### REQUIRED ACTION
The listing below holds a line with "Question: Fit a" and a line with "1. Means of". Reproduce those two lines exactly, plus everything between them.

### EXTRACTED RECORDS
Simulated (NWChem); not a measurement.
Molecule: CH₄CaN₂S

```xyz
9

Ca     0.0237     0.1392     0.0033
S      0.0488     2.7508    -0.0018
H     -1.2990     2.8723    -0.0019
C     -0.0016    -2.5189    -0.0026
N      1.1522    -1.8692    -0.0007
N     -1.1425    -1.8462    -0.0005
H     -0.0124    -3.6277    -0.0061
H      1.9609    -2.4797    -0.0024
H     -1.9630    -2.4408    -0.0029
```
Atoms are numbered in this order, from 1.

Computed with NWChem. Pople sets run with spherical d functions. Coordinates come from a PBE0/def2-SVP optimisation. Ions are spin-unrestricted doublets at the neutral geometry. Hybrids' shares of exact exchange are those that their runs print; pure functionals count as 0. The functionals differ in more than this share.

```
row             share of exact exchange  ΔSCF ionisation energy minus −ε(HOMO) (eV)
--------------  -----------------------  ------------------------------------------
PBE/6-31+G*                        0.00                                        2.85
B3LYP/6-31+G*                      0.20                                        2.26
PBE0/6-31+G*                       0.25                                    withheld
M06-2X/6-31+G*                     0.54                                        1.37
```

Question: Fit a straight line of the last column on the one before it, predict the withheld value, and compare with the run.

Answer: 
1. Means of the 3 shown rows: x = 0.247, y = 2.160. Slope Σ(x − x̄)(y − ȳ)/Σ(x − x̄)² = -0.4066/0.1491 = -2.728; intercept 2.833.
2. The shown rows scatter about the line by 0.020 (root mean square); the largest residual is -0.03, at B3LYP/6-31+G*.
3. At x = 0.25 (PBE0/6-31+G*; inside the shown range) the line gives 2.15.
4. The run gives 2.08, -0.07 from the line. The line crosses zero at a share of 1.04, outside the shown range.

### EXERCISE ANSWER
Question: Fit a straight line of the last column on the one before it, predict the withheld value, and compare with the run.

Answer: 
1. Means of the 3 shown rows: x = 0.247, y = 2.160. Slope Σ(x − x̄)(y − ȳ)/Σ(x − x̄)² = -0.4066/0.1491 = -2.728; intercept 2.833.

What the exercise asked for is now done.